> _Work order_: All that is wanted is a word-for-word copy of the data from its first line to the line containing "Torsions of the", both included.

> _Raw data_:
+ + + + + + +
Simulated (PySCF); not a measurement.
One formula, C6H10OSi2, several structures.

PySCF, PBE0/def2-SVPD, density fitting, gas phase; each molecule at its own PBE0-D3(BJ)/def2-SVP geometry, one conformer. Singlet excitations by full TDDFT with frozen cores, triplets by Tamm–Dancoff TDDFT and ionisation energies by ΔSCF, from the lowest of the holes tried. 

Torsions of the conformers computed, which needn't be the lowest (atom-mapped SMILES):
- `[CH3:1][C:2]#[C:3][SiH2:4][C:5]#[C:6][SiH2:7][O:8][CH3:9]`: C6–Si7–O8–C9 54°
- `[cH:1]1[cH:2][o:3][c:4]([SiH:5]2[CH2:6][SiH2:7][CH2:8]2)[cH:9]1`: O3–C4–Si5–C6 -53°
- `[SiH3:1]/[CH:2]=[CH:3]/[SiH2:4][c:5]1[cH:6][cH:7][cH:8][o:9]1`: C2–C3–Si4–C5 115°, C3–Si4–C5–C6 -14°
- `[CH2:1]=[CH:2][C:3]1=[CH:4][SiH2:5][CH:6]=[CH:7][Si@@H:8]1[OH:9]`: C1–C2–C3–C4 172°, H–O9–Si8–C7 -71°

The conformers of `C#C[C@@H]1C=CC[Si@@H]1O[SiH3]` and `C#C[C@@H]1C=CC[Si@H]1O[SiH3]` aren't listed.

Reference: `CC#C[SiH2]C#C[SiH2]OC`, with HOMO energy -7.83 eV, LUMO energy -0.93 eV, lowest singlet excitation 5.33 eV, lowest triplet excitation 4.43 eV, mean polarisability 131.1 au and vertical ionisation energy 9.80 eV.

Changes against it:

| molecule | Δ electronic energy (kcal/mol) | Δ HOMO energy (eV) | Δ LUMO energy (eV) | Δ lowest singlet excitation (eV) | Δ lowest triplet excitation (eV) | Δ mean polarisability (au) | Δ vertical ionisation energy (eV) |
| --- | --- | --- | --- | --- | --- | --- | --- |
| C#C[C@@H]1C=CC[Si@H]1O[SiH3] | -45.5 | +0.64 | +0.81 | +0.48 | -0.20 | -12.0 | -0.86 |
+ + + + + + +

> _Task answer_:
Simulated (PySCF); not a measurement.
One formula, C6H10OSi2, several structures.

PySCF, PBE0/def2-SVPD, density fitting, gas phase; each molecule at its own PBE0-D3(BJ)/def2-SVP geometry, one conformer. Singlet excitations by full TDDFT with frozen cores, triplets by Tamm–Dancoff TDDFT and ionisation energies by ΔSCF, from the lowest of the holes tried. 

Torsions of the conformers computed, which needn't be the lowest (atom-mapped SMILES):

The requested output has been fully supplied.